### Assignment
Return verbatim every line from the first line of the data below to the line that contains "Point charges leave", inclusive, and no further.

### Dataset entries
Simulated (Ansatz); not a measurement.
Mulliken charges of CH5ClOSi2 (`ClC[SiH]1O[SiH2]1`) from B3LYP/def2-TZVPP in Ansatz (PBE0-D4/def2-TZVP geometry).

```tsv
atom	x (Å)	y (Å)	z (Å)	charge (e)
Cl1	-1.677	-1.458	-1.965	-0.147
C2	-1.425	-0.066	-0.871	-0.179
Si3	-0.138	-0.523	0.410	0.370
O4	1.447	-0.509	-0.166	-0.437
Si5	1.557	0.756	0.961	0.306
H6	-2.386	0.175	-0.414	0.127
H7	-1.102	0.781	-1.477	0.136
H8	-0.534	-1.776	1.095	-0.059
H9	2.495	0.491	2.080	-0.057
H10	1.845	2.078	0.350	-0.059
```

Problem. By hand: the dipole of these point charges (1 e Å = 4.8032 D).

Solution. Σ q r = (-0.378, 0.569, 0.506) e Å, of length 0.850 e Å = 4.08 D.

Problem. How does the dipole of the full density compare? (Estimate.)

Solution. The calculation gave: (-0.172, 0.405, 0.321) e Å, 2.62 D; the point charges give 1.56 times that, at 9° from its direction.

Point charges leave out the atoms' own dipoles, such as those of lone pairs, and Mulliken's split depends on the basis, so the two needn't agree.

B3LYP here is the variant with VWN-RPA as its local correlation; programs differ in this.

### Written response
Simulated (Ansatz); not a measurement.
Mulliken charges of CH5ClOSi2 (`ClC[SiH]1O[SiH2]1`) from B3LYP/def2-TZVPP in Ansatz (PBE0-D4/def2-TZVP geometry).

```tsv
atom	x (Å)	y (Å)	z (Å)	charge (e)
Cl1	-1.677	-1.458	-1.965	-0.147
C2	-1.425	-0.066	-0.871	-0.179
Si3	-0.138	-0.523	0.410	0.370
O4	1.447	-0.509	-0.166	-0.437
Si5	1.557	0.756	0.961	0.306
H6	-2.386	0.175	-0.414	0.127
H7	-1.102	0.781	-1.477	0.136
H8	-0.534	-1.776	1.095	-0.059
H9	2.495	0.491	2.080	-0.057
H10	1.845	2.078	0.350	-0.059
```

Problem. By hand: the dipole of these point charges (1 e Å = 4.8032 D).

Solution. Σ q r = (-0.378, 0.569, 0.506) e Å, of length 0.850 e Å = 4.08 D.

Problem. How does the dipole of the full density compare? (Estimate.)

Solution. The calculation gave: (-0.172, 0.405, 0.321) e Å, 2.62 D; the point charges give 1.56 times that, at 9° from its direction.

Point charges leave out the atoms' own dipoles, such as those of lone pairs, and Mulliken's split depends on the basis, so the two needn't agree.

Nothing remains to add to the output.